__Data extracts__
--------------------------------
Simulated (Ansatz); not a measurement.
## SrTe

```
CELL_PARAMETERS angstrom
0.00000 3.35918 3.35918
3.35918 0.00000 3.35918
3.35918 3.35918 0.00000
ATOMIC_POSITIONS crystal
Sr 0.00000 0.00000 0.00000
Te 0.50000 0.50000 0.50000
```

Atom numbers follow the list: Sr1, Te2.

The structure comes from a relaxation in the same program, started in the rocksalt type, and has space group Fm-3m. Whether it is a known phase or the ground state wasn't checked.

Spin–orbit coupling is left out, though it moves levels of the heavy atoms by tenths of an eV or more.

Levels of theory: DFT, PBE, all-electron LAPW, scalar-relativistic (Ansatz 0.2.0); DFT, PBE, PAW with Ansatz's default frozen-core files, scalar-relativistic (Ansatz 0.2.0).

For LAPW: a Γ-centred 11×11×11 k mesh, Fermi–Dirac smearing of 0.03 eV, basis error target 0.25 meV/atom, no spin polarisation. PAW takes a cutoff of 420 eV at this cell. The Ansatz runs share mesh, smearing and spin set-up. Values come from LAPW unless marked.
--------------------------------

Line by line, restate the data exactly.

Simulated (Ansatz); not a measurement.
## SrTe

```
CELL_PARAMETERS angstrom
0.00000 3.35918 3.35918
3.35918 0.00000 3.35918
3.35918 3.35918 0.00000
ATOMIC_POSITIONS crystal
Sr 0.00000 0.00000 0.00000
Te 0.50000 0.50000 0.50000
```

Atom numbers follow the list: Sr1, Te2.

The structure comes from a relaxation in the same program, started in the rocksalt type, and has space group Fm-3m. Whether it is a known phase or the ground state wasn't checked.

Spin–orbit coupling is left out, though it moves levels of the heavy atoms by tenths of an eV or more.

Levels of theory: DFT, PBE, all-electron LAPW, scalar-relativistic (Ansatz 0.2.0); DFT, PBE, PAW with Ansatz's default frozen-core files, scalar-relativistic (Ansatz 0.2.0).

For LAPW: a Γ-centred 11×11×11 k mesh, Fermi–Dirac smearing of 0.03 eV, basis error target 0.25 meV/atom, no spin polarisation. PAW takes a cutoff of 420 eV at this cell. The Ansatz runs share mesh, smearing and spin set-up. Values come from LAPW unless marked.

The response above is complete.